EXERCISE ▸ Begin at the first line below and copy each line exactly, ending with the line where "Si₂N₂O(s) | 99.9 |" appears.

PROVIDED INFORMATION ▸
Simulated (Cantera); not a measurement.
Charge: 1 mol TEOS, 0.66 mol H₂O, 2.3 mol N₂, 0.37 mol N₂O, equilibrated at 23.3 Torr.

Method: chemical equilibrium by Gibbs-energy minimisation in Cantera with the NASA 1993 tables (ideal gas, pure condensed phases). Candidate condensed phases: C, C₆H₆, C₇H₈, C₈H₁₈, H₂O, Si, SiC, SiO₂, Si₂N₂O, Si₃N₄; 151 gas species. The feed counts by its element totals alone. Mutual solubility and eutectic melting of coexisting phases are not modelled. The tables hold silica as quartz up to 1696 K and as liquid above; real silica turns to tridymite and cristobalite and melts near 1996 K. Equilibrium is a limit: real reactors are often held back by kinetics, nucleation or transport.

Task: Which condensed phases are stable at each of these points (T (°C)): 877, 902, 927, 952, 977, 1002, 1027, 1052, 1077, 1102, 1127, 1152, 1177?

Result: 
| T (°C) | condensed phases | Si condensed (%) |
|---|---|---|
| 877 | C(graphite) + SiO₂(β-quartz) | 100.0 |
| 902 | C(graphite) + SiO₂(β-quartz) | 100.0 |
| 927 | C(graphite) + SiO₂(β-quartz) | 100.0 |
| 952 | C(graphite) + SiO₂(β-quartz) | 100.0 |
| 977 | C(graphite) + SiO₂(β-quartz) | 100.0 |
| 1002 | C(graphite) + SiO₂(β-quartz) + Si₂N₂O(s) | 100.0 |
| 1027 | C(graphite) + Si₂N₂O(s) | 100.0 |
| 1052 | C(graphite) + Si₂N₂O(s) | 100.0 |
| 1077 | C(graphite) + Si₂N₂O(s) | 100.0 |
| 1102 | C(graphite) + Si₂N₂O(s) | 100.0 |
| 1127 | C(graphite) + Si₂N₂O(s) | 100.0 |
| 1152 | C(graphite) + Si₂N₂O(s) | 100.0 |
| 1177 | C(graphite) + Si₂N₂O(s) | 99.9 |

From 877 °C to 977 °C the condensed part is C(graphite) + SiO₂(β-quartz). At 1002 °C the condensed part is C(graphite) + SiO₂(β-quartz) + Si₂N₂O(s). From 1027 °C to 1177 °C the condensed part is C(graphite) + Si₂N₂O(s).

RESPONSE BOX ▸
Simulated (Cantera); not a measurement.
Charge: 1 mol TEOS, 0.66 mol H₂O, 2.3 mol N₂, 0.37 mol N₂O, equilibrated at 23.3 Torr.

Method: chemical equilibrium by Gibbs-energy minimisation in Cantera with the NASA 1993 tables (ideal gas, pure condensed phases). Candidate condensed phases: C, C₆H₆, C₇H₈, C₈H₁₈, H₂O, Si, SiC, SiO₂, Si₂N₂O, Si₃N₄; 151 gas species. The feed counts by its element totals alone. Mutual solubility and eutectic melting of coexisting phases are not modelled. The tables hold silica as quartz up to 1696 K and as liquid above; real silica turns to tridymite and cristobalite and melts near 1996 K. Equilibrium is a limit: real reactors are often held back by kinetics, nucleation or transport.

Task: Which condensed phases are stable at each of these points (T (°C)): 877, 902, 927, 952, 977, 1002, 1027, 1052, 1077, 1102, 1127, 1152, 1177?

Result: 
| T (°C) | condensed phases | Si condensed (%) |
|---|---|---|
| 877 | C(graphite) + SiO₂(β-quartz) | 100.0 |
| 902 | C(graphite) + SiO₂(β-quartz) | 100.0 |
| 927 | C(graphite) + SiO₂(β-quartz) | 100.0 |
| 952 | C(graphite) + SiO₂(β-quartz) | 100.0 |
| 977 | C(graphite) + SiO₂(β-quartz) | 100.0 |
| 1002 | C(graphite) + SiO₂(β-quartz) + Si₂N₂O(s) | 100.0 |
| 1027 | C(graphite) + Si₂N₂O(s) | 100.0 |
| 1052 | C(graphite) + Si₂N₂O(s) | 100.0 |
| 1077 | C(graphite) + Si₂N₂O(s) | 100.0 |
| 1102 | C(graphite) + Si₂N₂O(s) | 100.0 |
| 1127 | C(graphite) + Si₂N₂O(s) | 100.0 |
| 1152 | C(graphite) + Si₂N₂O(s) | 100.0 |
| 1177 | C(graphite) + Si₂N₂O(s) | 99.9 |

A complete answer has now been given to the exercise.